Information provided Block Start

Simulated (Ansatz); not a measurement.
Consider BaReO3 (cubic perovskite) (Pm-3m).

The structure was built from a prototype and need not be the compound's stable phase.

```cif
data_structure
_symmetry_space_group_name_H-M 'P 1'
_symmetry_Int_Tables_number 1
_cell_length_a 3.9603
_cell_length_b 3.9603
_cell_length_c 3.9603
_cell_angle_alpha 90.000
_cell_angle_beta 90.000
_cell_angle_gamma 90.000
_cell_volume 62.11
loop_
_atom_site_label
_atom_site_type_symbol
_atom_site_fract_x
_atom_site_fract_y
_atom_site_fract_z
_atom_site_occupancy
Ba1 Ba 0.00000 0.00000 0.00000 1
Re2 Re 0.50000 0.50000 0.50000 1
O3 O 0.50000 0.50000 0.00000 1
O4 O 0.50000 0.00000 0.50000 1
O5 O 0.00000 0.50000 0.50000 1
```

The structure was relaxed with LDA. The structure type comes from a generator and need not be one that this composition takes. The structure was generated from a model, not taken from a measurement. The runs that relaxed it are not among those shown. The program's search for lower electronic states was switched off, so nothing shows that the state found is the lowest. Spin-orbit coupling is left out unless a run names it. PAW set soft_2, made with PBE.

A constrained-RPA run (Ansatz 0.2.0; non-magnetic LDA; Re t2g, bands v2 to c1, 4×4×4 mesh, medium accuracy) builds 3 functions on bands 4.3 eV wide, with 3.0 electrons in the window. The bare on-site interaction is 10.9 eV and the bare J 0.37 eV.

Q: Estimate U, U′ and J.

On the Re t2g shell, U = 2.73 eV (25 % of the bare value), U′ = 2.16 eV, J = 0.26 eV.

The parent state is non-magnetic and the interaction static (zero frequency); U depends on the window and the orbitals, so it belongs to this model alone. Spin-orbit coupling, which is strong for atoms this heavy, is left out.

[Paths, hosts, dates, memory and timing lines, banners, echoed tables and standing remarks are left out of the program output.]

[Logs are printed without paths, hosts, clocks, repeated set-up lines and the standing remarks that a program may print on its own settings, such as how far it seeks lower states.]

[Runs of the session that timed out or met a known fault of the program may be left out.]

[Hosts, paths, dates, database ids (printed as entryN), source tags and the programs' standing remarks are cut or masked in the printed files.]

Information provided Block End

Activity: Look above for the line containing "The parent state" and the line containing "[Runs of the". Transcribe both, with the lines between them, exactly.

Worked solution:
The parent state is non-magnetic and the interaction static (zero frequency); U depends on the window and the orbitals, so it belongs to this model alone. Spin-orbit coupling, which is strong for atoms this heavy, is left out.

[Paths, hosts, dates, memory and timing lines, banners, echoed tables and standing remarks are left out of the program output.]

[Logs are printed without paths, hosts, clocks, repeated set-up lines and the standing remarks that a program may print on its own settings, such as how far it seeks lower states.]

[Runs of the session that timed out or met a known fault of the program may be left out.]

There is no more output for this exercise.